The data:
****************

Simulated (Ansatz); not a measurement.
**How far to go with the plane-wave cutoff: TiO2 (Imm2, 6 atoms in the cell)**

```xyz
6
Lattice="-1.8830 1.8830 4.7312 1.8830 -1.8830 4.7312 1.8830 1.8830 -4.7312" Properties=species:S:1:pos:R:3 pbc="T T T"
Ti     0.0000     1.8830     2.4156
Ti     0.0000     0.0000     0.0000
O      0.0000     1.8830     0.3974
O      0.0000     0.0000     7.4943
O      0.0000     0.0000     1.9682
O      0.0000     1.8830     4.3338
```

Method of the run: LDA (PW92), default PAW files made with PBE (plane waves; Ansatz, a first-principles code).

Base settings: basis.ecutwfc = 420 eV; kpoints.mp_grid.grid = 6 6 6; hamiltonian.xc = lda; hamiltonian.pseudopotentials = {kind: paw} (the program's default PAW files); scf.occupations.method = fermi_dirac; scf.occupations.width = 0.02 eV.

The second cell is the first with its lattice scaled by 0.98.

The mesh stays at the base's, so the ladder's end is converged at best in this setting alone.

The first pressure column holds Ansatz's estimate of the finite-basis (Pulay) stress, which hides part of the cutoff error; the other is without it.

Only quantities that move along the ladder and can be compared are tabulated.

****************

Requirement: Only the lines above starting at the line that holds "The mesh stays" and ending at the line that holds "The first pressure" are to be repeated, exactly and in full.

Your response:
The mesh stays at the base's, so the ladder's end is converged at best in this setting alone.

The first pressure column holds Ansatz's estimate of the finite-basis (Pulay) stress, which hides part of the cutoff error; the other is without it.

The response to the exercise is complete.